• **PROVIDED INFORMATION**
-*-
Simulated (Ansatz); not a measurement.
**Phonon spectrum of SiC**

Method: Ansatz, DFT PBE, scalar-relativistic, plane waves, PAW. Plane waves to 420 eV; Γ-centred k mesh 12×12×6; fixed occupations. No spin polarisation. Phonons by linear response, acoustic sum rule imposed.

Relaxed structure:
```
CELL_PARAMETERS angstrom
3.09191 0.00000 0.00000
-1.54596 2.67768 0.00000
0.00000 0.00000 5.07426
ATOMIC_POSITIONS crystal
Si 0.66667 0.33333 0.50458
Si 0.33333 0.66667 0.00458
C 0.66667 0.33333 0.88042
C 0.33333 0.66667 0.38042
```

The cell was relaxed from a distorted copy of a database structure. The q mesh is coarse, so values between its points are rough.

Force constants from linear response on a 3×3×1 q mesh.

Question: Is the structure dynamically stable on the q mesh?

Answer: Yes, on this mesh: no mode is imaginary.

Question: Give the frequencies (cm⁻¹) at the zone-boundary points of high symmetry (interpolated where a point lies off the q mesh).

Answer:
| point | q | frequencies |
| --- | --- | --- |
-*-

• **ACTION ITEM**
All of the data needs to be repeated exactly.

• **WRITTEN REPLY**
Simulated (Ansatz); not a measurement.
**Phonon spectrum of SiC**

Method: Ansatz, DFT PBE, scalar-relativistic, plane waves, PAW. Plane waves to 420 eV; Γ-centred k mesh 12×12×6; fixed occupations. No spin polarisation. Phonons by linear response, acoustic sum rule imposed.

Relaxed structure:
```
CELL_PARAMETERS angstrom
3.09191 0.00000 0.00000
-1.54596 2.67768 0.00000
0.00000 0.00000 5.07426
ATOMIC_POSITIONS crystal
Si 0.66667 0.33333 0.50458
Si 0.33333 0.66667 0.00458
C 0.66667 0.33333 0.88042
C 0.33333 0.66667 0.38042
```

The cell was relaxed from a distorted copy of a database structure. The q mesh is coarse, so values between its points are rough.

Force constants from linear response on a 3×3×1 q mesh.

Question: Is the structure dynamically stable on the q mesh?

Answer: Yes, on this mesh: no mode is imaginary.

Question: Give the frequencies (cm⁻¹) at the zone-boundary points of high symmetry (interpolated where a point lies off the q mesh).

Answer:
| point | q | frequencies |
| --- | --- | --- |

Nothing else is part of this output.